[Opening ENTRIES SHOWN section]
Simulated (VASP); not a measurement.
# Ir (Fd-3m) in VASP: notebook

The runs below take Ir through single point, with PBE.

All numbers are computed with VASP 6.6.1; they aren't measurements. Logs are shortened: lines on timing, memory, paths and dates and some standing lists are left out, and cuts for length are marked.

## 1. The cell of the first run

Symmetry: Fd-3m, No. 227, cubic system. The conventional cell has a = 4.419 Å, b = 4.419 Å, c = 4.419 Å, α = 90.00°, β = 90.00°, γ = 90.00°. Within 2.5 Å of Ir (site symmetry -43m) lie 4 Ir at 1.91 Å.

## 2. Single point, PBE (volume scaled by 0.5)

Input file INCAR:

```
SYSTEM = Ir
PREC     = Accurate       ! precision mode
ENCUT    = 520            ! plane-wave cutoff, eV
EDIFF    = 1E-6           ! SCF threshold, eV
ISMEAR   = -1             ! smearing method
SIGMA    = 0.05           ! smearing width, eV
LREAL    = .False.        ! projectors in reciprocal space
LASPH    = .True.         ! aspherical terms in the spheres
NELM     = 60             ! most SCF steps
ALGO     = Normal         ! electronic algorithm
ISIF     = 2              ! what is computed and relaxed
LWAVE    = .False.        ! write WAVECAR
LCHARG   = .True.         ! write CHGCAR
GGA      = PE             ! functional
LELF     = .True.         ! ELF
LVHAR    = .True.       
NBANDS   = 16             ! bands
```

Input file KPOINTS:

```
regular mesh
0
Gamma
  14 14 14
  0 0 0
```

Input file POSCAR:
[Closing ENTRIES SHOWN section]

_ACTION ITEM_
Repeat, word for word, the lines from the opening of the material through the line containing "All numbers are".

_TASK RESPONSE_
Simulated (VASP); not a measurement.
# Ir (Fd-3m) in VASP: notebook

The runs below take Ir through single point, with PBE.

All numbers are computed with VASP 6.6.1; they aren't measurements. Logs are shortened: lines on timing, memory, paths and dates and some standing lists are left out, and cuts for length are marked.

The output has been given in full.